* **EXTRACTED ENTRIES**
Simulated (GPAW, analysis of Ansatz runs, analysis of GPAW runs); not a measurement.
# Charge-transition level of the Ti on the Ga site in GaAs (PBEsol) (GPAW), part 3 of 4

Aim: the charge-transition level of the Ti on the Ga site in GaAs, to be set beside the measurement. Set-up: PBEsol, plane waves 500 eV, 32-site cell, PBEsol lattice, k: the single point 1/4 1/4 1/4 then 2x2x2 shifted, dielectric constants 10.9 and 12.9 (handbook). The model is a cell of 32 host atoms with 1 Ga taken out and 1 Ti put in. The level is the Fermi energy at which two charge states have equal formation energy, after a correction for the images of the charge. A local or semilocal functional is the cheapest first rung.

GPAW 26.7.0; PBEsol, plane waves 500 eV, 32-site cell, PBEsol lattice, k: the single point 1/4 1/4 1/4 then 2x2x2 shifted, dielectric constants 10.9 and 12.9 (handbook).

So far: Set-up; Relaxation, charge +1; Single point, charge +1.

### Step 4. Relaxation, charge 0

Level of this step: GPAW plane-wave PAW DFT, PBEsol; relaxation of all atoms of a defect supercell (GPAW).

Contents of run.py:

* **WORK TASK**
Output each of the records exactly as it stands above.

* **RESULT**
Simulated (GPAW, analysis of Ansatz runs, analysis of GPAW runs); not a measurement.
# Charge-transition level of the Ti on the Ga site in GaAs (PBEsol) (GPAW), part 3 of 4

Aim: the charge-transition level of the Ti on the Ga site in GaAs, to be set beside the measurement. Set-up: PBEsol, plane waves 500 eV, 32-site cell, PBEsol lattice, k: the single point 1/4 1/4 1/4 then 2x2x2 shifted, dielectric constants 10.9 and 12.9 (handbook). The model is a cell of 32 host atoms with 1 Ga taken out and 1 Ti put in. The level is the Fermi energy at which two charge states have equal formation energy, after a correction for the images of the charge. A local or semilocal functional is the cheapest first rung.

GPAW 26.7.0; PBEsol, plane waves 500 eV, 32-site cell, PBEsol lattice, k: the single point 1/4 1/4 1/4 then 2x2x2 shifted, dielectric constants 10.9 and 12.9 (handbook).

So far: Set-up; Relaxation, charge +1; Single point, charge +1.

### Step 4. Relaxation, charge 0

Level of this step: GPAW plane-wave PAW DFT, PBEsol; relaxation of all atoms of a defect supercell (GPAW).

Contents of run.py:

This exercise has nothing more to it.